* [Information provided]
Start of Block
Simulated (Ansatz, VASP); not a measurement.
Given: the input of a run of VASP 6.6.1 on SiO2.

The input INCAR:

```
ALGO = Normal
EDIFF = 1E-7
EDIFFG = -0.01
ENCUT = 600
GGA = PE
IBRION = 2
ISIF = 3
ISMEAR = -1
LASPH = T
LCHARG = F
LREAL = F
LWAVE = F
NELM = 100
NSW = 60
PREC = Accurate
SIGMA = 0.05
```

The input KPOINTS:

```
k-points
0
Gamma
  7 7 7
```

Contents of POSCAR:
End of Block

* [Action item] Your task is to reproduce all the data exactly as shown.

* [Exercise output]
Simulated (Ansatz, VASP); not a measurement.
Given: the input of a run of VASP 6.6.1 on SiO2.

The input INCAR:

```
ALGO = Normal
EDIFF = 1E-7
EDIFFG = -0.01
ENCUT = 600
GGA = PE
IBRION = 2
ISIF = 3
ISMEAR = -1
LASPH = T
LCHARG = F
LREAL = F
LWAVE = F
NELM = 100
NSW = 60
PREC = Accurate
SIGMA = 0.05
```

The input KPOINTS:

```
k-points
0
Gamma
  7 7 7
```

Contents of POSCAR:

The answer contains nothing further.